◇ ◇ ◇ ◇ ◇ ◇ ◇
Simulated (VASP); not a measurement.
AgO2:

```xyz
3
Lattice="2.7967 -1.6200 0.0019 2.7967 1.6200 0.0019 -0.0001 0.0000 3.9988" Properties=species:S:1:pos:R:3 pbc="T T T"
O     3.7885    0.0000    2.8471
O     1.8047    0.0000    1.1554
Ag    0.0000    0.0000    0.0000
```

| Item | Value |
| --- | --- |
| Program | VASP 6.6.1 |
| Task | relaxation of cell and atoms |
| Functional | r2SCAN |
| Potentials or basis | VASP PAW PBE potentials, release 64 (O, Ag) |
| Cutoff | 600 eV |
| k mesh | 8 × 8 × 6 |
◇ ◇ ◇ ◇ ◇ ◇ ◇

= Brief =
Retype the material exactly.

= Response area =
Simulated (VASP); not a measurement.
AgO2:

```xyz
3
Lattice="2.7967 -1.6200 0.0019 2.7967 1.6200 0.0019 -0.0001 0.0000 3.9988" Properties=species:S:1:pos:R:3 pbc="T T T"
O     3.7885    0.0000    2.8471
O     1.8047    0.0000    1.1554
Ag    0.0000    0.0000    0.0000
```

| Item | Value |
| --- | --- |
| Program | VASP 6.6.1 |
| Task | relaxation of cell and atoms |
| Functional | r2SCAN |
| Potentials or basis | VASP PAW PBE potentials, release 64 (O, Ag) |
| Cutoff | 600 eV |
| k mesh | 8 × 8 × 6 |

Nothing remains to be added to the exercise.